§ BRIEF
Only one span of the listing below should come back. It runs from the line with "(eV) | 4.05 |" through the line with "Answer: gap on", and each of its lines must be reproduced exactly.

##### GIVEN DATA
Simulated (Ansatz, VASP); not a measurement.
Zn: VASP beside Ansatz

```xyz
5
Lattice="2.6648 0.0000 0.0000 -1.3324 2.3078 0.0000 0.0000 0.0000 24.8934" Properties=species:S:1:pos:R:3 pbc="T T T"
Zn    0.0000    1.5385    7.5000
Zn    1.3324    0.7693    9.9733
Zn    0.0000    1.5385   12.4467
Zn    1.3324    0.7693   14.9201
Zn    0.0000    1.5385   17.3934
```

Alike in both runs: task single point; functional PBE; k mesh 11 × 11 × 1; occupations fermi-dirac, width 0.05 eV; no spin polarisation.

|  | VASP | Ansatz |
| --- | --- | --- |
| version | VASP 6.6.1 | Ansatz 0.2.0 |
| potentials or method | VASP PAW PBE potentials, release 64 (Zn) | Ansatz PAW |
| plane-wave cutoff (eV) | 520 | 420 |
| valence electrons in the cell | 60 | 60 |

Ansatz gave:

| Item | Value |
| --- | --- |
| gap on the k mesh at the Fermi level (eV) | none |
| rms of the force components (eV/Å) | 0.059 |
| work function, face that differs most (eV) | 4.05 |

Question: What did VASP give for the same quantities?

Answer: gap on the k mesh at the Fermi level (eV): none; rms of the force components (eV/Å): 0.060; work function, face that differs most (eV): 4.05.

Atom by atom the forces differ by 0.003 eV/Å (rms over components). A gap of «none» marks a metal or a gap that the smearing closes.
##########

§ WRITTEN SOLUTION
| work function, face that differs most (eV) | 4.05 |

Question: What did VASP give for the same quantities?

Answer: gap on the k mesh at the Fermi level (eV): none; rms of the force components (eV/Å): 0.060; work function, face that differs most (eV): 4.05.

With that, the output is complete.